## RECORD EXCERPTS
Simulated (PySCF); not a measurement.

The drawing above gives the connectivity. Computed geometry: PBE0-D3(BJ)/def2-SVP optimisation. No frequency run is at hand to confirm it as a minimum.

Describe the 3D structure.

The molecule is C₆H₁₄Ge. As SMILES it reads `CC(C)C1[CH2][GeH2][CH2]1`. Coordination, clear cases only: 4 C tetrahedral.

## WORK REQUEST
The listing above should be returned in full, exactly as shown.

## WRITTEN ANSWER
Simulated (PySCF); not a measurement.

The drawing above gives the connectivity. Computed geometry: PBE0-D3(BJ)/def2-SVP optimisation. No frequency run is at hand to confirm it as a minimum.

Describe the 3D structure.

The molecule is C₆H₁₄Ge. As SMILES it reads `CC(C)C1[CH2][GeH2][CH2]1`. Coordination, clear cases only: 4 C tetrahedral.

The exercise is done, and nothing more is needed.